* WORK TASK
For the data below, give again exactly the lines from the one containing "Calculated with FLEUR" through the one containing "## (1) Starting point", both ends included, and no others.

:::::

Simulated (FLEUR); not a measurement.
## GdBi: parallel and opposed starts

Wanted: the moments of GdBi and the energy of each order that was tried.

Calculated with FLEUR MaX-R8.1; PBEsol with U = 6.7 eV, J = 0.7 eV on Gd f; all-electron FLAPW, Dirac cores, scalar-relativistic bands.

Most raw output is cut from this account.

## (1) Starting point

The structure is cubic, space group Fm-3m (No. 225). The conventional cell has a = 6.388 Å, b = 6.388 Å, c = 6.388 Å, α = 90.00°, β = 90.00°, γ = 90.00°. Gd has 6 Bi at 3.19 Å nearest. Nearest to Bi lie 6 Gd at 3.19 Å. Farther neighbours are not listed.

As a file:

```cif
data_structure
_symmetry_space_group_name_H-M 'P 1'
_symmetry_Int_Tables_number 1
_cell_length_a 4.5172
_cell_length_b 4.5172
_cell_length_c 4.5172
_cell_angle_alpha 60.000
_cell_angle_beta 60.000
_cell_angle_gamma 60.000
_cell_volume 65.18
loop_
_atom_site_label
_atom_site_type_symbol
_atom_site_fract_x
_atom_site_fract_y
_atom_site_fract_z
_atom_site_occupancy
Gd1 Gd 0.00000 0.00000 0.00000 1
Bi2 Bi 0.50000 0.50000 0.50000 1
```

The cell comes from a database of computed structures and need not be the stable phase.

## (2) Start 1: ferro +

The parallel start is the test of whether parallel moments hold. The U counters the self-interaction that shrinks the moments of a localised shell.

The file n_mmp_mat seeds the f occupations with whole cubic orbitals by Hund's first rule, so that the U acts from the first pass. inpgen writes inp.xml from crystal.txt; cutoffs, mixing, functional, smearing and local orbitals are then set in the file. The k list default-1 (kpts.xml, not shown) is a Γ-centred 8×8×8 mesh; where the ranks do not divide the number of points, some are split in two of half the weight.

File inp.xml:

:::::

* WRITTEN ANSWER
Calculated with FLEUR MaX-R8.1; PBEsol with U = 6.7 eV, J = 0.7 eV on Gd f; all-electron FLAPW, Dirac cores, scalar-relativistic bands.

Most raw output is cut from this account.

## (1) Starting point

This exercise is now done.